» WORK TASK
Both the line containing "Task: Order these" and the line containing "C. level PBE;" belong to the span. Output exactly that span from the listing below, and nothing outside it.

= = = =

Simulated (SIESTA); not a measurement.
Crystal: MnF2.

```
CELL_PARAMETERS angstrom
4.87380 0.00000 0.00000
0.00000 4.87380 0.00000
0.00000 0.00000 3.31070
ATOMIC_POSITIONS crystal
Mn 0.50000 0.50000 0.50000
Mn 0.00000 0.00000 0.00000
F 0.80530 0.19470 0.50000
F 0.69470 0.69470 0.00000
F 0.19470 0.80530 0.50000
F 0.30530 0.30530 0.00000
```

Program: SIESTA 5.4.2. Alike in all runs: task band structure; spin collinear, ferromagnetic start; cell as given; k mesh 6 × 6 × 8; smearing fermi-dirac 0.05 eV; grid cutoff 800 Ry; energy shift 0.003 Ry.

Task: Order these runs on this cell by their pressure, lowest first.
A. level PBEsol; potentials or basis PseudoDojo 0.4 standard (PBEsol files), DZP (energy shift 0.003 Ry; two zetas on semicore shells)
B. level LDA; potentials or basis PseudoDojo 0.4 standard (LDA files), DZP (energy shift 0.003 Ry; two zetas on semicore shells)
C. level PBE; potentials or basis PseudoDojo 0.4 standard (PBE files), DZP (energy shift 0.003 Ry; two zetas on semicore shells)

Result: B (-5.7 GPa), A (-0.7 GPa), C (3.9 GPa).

= = = =

» YOUR SOLUTION
Task: Order these runs on this cell by their pressure, lowest first.
A. level PBEsol; potentials or basis PseudoDojo 0.4 standard (PBEsol files), DZP (energy shift 0.003 Ry; two zetas on semicore shells)
B. level LDA; potentials or basis PseudoDojo 0.4 standard (LDA files), DZP (energy shift 0.003 Ry; two zetas on semicore shells)
C. level PBE; potentials or basis PseudoDojo 0.4 standard (PBE files), DZP (energy shift 0.003 Ry; two zetas on semicore shells)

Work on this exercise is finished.